Segment Start: INFORMATION SUPPLIED
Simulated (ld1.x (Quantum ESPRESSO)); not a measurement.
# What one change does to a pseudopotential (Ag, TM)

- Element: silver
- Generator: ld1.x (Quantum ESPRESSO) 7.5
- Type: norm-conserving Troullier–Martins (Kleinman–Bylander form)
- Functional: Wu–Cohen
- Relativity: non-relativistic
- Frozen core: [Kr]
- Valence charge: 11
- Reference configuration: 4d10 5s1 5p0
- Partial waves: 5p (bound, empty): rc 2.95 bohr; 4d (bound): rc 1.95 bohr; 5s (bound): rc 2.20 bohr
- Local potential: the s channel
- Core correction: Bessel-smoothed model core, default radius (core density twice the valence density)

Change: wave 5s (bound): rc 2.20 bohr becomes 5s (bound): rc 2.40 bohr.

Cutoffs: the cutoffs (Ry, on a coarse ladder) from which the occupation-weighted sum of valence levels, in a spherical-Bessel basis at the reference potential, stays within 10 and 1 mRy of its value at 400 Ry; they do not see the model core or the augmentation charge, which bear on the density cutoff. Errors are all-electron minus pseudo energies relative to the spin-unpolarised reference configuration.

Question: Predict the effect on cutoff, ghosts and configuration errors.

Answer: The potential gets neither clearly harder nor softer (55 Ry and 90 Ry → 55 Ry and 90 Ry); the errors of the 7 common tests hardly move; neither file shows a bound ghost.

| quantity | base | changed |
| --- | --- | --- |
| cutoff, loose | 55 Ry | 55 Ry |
Segment End: INFORMATION SUPPLIED

# [TASK ITEM]
Nothing added, nothing dropped: copy the data above.

# [TASK RESPONSE]
Simulated (ld1.x (Quantum ESPRESSO)); not a measurement.
# What one change does to a pseudopotential (Ag, TM)

- Element: silver
- Generator: ld1.x (Quantum ESPRESSO) 7.5
- Type: norm-conserving Troullier–Martins (Kleinman–Bylander form)
- Functional: Wu–Cohen
- Relativity: non-relativistic
- Frozen core: [Kr]
- Valence charge: 11
- Reference configuration: 4d10 5s1 5p0
- Partial waves: 5p (bound, empty): rc 2.95 bohr; 4d (bound): rc 1.95 bohr; 5s (bound): rc 2.20 bohr
- Local potential: the s channel
- Core correction: Bessel-smoothed model core, default radius (core density twice the valence density)

Change: wave 5s (bound): rc 2.20 bohr becomes 5s (bound): rc 2.40 bohr.

Cutoffs: the cutoffs (Ry, on a coarse ladder) from which the occupation-weighted sum of valence levels, in a spherical-Bessel basis at the reference potential, stays within 10 and 1 mRy of its value at 400 Ry; they do not see the model core or the augmentation charge, which bear on the density cutoff. Errors are all-electron minus pseudo energies relative to the spin-unpolarised reference configuration.

Question: Predict the effect on cutoff, ghosts and configuration errors.

Answer: The potential gets neither clearly harder nor softer (55 Ry and 90 Ry → 55 Ry and 90 Ry); the errors of the 7 common tests hardly move; neither file shows a bound ghost.

| quantity | base | changed |
| --- | --- | --- |
| cutoff, loose | 55 Ry | 55 Ry |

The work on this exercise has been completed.